WORK REQUEST:
In the material below, transcribe every line from the first through the line holding "-1.50 | -0.001 |", exactly, and stop after that line.

INPUT DATA:
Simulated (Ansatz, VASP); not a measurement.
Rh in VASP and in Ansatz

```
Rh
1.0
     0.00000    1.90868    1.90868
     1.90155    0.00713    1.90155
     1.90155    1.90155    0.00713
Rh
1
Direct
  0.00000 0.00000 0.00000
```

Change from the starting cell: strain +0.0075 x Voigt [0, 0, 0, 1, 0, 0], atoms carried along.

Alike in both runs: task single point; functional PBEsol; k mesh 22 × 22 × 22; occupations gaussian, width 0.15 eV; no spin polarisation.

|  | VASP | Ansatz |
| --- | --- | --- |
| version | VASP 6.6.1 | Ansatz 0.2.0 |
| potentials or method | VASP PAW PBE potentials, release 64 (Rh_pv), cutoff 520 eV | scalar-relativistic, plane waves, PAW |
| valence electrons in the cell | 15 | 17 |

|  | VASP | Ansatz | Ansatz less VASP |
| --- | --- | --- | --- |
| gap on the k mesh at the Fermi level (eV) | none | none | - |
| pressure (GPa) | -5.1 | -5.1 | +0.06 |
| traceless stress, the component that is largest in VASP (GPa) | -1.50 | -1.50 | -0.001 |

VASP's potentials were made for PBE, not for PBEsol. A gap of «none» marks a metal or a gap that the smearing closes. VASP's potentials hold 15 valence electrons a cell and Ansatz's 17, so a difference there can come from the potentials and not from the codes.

EXPECTED ANSWER:
Simulated (Ansatz, VASP); not a measurement.
Rh in VASP and in Ansatz

```
Rh
1.0
     0.00000    1.90868    1.90868
     1.90155    0.00713    1.90155
     1.90155    1.90155    0.00713
Rh
1
Direct
  0.00000 0.00000 0.00000
```

Change from the starting cell: strain +0.0075 x Voigt [0, 0, 0, 1, 0, 0], atoms carried along.

Alike in both runs: task single point; functional PBEsol; k mesh 22 × 22 × 22; occupations gaussian, width 0.15 eV; no spin polarisation.

|  | VASP | Ansatz |
| --- | --- | --- |
| version | VASP 6.6.1 | Ansatz 0.2.0 |
| potentials or method | VASP PAW PBE potentials, release 64 (Rh_pv), cutoff 520 eV | scalar-relativistic, plane waves, PAW |
| valence electrons in the cell | 15 | 17 |

|  | VASP | Ansatz | Ansatz less VASP |
| --- | --- | --- | --- |
| gap on the k mesh at the Fermi level (eV) | none | none | - |
| pressure (GPa) | -5.1 | -5.1 | +0.06 |
| traceless stress, the component that is largest in VASP (GPa) | -1.50 | -1.50 | -0.001 |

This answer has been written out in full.